* _DATA SECTION_:
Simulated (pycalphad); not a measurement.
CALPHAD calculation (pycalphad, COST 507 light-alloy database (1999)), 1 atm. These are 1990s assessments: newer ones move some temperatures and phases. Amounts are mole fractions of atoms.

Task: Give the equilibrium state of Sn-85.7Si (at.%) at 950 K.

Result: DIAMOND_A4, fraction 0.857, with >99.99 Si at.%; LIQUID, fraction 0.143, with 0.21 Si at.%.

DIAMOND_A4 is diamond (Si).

* _EXERCISE_: Reproduce exactly the section above that begins at the line containing "Task: Give the" and ends at the line containing "Result: DIAMOND_A4, fraction", leaving out all other lines.

* _WRITTEN RESPONSE_:
Task: Give the equilibrium state of Sn-85.7Si (at.%) at 950 K.

Result: DIAMOND_A4, fraction 0.857, with >99.99 Si at.%; LIQUID, fraction 0.143, with 0.21 Si at.%.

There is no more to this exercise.